(Source information):
☆ ☆ ☆ ☆

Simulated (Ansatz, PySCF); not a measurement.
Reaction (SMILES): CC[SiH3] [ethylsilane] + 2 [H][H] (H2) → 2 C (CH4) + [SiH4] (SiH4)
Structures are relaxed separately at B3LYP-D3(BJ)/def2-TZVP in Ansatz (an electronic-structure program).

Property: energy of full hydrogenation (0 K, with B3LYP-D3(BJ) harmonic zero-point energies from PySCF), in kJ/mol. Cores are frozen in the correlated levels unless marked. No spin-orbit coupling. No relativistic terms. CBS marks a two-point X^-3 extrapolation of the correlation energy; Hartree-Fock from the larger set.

☆ ☆ ☆ ☆

For this exercise, retype the complete listing exactly.

Simulated (Ansatz, PySCF); not a measurement.
Reaction (SMILES): CC[SiH3] [ethylsilane] + 2 [H][H] (H2) → 2 C (CH4) + [SiH4] (SiH4)
Structures are relaxed separately at B3LYP-D3(BJ)/def2-TZVP in Ansatz (an electronic-structure program).

Property: energy of full hydrogenation (0 K, with B3LYP-D3(BJ) harmonic zero-point energies from PySCF), in kJ/mol. Cores are frozen in the correlated levels unless marked. No spin-orbit coupling. No relativistic terms. CBS marks a two-point X^-3 extrapolation of the correlation energy; Hartree-Fock from the larger set.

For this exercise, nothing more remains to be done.